**ASSIGNMENT:** Transcribe the records below. Leave nothing out and change nothing.

★ ★ ★ ★
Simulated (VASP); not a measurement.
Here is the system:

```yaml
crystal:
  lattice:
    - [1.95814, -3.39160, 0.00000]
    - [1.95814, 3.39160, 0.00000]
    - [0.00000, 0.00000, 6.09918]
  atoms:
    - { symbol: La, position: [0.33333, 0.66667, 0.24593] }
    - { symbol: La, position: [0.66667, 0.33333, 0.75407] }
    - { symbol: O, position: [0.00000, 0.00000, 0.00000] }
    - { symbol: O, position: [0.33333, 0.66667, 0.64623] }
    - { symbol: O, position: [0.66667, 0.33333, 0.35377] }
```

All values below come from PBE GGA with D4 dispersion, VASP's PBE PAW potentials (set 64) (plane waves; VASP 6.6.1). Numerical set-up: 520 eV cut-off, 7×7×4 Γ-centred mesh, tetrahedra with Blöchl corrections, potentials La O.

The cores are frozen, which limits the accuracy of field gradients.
★ ★ ★ ★

**TASK RESULT:**
Simulated (VASP); not a measurement.
Here is the system:

```yaml
crystal:
  lattice:
    - [1.95814, -3.39160, 0.00000]
    - [1.95814, 3.39160, 0.00000]
    - [0.00000, 0.00000, 6.09918]
  atoms:
    - { symbol: La, position: [0.33333, 0.66667, 0.24593] }
    - { symbol: La, position: [0.66667, 0.33333, 0.75407] }
    - { symbol: O, position: [0.00000, 0.00000, 0.00000] }
    - { symbol: O, position: [0.33333, 0.66667, 0.64623] }
    - { symbol: O, position: [0.66667, 0.33333, 0.35377] }
```

All values below come from PBE GGA with D4 dispersion, VASP's PBE PAW potentials (set 64) (plane waves; VASP 6.6.1). Numerical set-up: 520 eV cut-off, 7×7×4 Γ-centred mesh, tetrahedra with Blöchl corrections, potentials La O.

The cores are frozen, which limits the accuracy of field gradients.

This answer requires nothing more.